---------- The data ----------
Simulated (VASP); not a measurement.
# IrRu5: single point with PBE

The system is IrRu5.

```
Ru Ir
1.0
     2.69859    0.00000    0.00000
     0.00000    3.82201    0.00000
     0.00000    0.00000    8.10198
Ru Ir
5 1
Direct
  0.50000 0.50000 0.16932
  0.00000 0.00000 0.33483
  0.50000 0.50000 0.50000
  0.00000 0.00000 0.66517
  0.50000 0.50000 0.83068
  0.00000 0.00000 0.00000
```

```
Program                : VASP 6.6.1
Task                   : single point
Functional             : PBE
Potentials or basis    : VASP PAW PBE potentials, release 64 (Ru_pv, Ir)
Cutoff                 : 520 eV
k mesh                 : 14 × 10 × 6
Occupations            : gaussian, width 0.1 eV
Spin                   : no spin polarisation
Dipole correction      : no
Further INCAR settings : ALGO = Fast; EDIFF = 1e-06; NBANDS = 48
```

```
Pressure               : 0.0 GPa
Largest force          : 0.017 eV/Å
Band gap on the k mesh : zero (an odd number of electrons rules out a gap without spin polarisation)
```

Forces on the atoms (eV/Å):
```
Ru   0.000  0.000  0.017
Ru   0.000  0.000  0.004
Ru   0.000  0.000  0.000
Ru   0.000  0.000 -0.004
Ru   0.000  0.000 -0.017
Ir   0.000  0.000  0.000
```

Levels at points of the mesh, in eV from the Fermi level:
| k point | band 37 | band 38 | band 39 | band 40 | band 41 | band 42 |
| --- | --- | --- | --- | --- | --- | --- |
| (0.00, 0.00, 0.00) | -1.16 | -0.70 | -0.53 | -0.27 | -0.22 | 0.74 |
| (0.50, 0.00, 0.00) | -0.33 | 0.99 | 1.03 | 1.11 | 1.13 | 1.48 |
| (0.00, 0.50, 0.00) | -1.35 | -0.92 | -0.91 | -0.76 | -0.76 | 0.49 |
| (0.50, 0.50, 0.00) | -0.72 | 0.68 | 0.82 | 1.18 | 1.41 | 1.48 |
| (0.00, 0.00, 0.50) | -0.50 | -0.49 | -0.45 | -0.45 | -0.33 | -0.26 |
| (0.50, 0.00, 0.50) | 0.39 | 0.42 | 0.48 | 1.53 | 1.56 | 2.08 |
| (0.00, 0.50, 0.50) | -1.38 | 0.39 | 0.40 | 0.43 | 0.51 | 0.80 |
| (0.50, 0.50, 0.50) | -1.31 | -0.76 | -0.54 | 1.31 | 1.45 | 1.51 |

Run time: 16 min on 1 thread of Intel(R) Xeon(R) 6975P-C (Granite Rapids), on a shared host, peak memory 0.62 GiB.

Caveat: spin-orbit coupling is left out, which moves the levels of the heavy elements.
----------

[Requirement] Only one span is wanted. It runs from the first line of the listing through the line with "1.56 | 2.08 |", and each line must match exactly.

[Your response]
Simulated (VASP); not a measurement.
# IrRu5: single point with PBE

The system is IrRu5.

```
Ru Ir
1.0
     2.69859    0.00000    0.00000
     0.00000    3.82201    0.00000
     0.00000    0.00000    8.10198
Ru Ir
5 1
Direct
  0.50000 0.50000 0.16932
  0.00000 0.00000 0.33483
  0.50000 0.50000 0.50000
  0.00000 0.00000 0.66517
  0.50000 0.50000 0.83068
  0.00000 0.00000 0.00000
```

```
Program                : VASP 6.6.1
Task                   : single point
Functional             : PBE
Potentials or basis    : VASP PAW PBE potentials, release 64 (Ru_pv, Ir)
Cutoff                 : 520 eV
k mesh                 : 14 × 10 × 6
Occupations            : gaussian, width 0.1 eV
Spin                   : no spin polarisation
Dipole correction      : no
Further INCAR settings : ALGO = Fast; EDIFF = 1e-06; NBANDS = 48
```

```
Pressure               : 0.0 GPa
Largest force          : 0.017 eV/Å
Band gap on the k mesh : zero (an odd number of electrons rules out a gap without spin polarisation)
```

Forces on the atoms (eV/Å):
```
Ru   0.000  0.000  0.017
Ru   0.000  0.000  0.004
Ru   0.000  0.000  0.000
Ru   0.000  0.000 -0.004
Ru   0.000  0.000 -0.017
Ir   0.000  0.000  0.000
```

Levels at points of the mesh, in eV from the Fermi level:
| k point | band 37 | band 38 | band 39 | band 40 | band 41 | band 42 |
| --- | --- | --- | --- | --- | --- | --- |
| (0.00, 0.00, 0.00) | -1.16 | -0.70 | -0.53 | -0.27 | -0.22 | 0.74 |
| (0.50, 0.00, 0.00) | -0.33 | 0.99 | 1.03 | 1.11 | 1.13 | 1.48 |
| (0.00, 0.50, 0.00) | -1.35 | -0.92 | -0.91 | -0.76 | -0.76 | 0.49 |
| (0.50, 0.50, 0.00) | -0.72 | 0.68 | 0.82 | 1.18 | 1.41 | 1.48 |
| (0.00, 0.00, 0.50) | -0.50 | -0.49 | -0.45 | -0.45 | -0.33 | -0.26 |
| (0.50, 0.00, 0.50) | 0.39 | 0.42 | 0.48 | 1.53 | 1.56 | 2.08 |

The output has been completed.